§ **Available data**
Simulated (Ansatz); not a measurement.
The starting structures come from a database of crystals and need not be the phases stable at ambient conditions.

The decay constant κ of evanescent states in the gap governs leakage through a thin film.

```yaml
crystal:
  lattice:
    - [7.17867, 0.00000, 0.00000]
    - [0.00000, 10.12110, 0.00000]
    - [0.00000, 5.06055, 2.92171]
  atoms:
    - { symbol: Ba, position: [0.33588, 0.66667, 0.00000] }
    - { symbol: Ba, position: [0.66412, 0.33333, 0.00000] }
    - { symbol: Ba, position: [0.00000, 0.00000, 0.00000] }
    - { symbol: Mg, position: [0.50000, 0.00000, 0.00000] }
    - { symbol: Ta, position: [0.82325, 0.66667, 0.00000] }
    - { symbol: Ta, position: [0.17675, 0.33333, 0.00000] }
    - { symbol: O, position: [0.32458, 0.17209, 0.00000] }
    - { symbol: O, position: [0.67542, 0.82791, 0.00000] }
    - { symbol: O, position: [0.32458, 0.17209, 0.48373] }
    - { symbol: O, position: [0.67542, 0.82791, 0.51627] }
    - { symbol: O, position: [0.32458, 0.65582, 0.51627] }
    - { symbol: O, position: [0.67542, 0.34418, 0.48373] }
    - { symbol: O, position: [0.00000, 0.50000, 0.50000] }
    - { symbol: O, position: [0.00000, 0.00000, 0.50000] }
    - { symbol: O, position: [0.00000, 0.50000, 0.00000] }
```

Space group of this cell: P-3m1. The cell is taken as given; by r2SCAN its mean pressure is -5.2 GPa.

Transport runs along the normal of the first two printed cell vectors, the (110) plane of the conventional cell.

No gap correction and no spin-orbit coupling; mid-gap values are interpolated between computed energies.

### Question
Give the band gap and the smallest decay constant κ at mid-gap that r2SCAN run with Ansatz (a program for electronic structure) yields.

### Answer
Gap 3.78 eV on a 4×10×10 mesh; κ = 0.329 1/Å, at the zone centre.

§ **Work request**
Only the lines from the start of the material through the line containing "Transport runs along" belong in the answer, each copied exactly.

§ **Task solution**
Simulated (Ansatz); not a measurement.
The starting structures come from a database of crystals and need not be the phases stable at ambient conditions.

The decay constant κ of evanescent states in the gap governs leakage through a thin film.

```yaml
crystal:
  lattice:
    - [7.17867, 0.00000, 0.00000]
    - [0.00000, 10.12110, 0.00000]
    - [0.00000, 5.06055, 2.92171]
  atoms:
    - { symbol: Ba, position: [0.33588, 0.66667, 0.00000] }
    - { symbol: Ba, position: [0.66412, 0.33333, 0.00000] }
    - { symbol: Ba, position: [0.00000, 0.00000, 0.00000] }
    - { symbol: Mg, position: [0.50000, 0.00000, 0.00000] }
    - { symbol: Ta, position: [0.82325, 0.66667, 0.00000] }
    - { symbol: Ta, position: [0.17675, 0.33333, 0.00000] }
    - { symbol: O, position: [0.32458, 0.17209, 0.00000] }
    - { symbol: O, position: [0.67542, 0.82791, 0.00000] }
    - { symbol: O, position: [0.32458, 0.17209, 0.48373] }
    - { symbol: O, position: [0.67542, 0.82791, 0.51627] }
    - { symbol: O, position: [0.32458, 0.65582, 0.51627] }
    - { symbol: O, position: [0.67542, 0.34418, 0.48373] }
    - { symbol: O, position: [0.00000, 0.50000, 0.50000] }
    - { symbol: O, position: [0.00000, 0.00000, 0.50000] }
    - { symbol: O, position: [0.00000, 0.50000, 0.00000] }
```

Space group of this cell: P-3m1. The cell is taken as given; by r2SCAN its mean pressure is -5.2 GPa.

Transport runs along the normal of the first two printed cell vectors, the (110) plane of the conventional cell.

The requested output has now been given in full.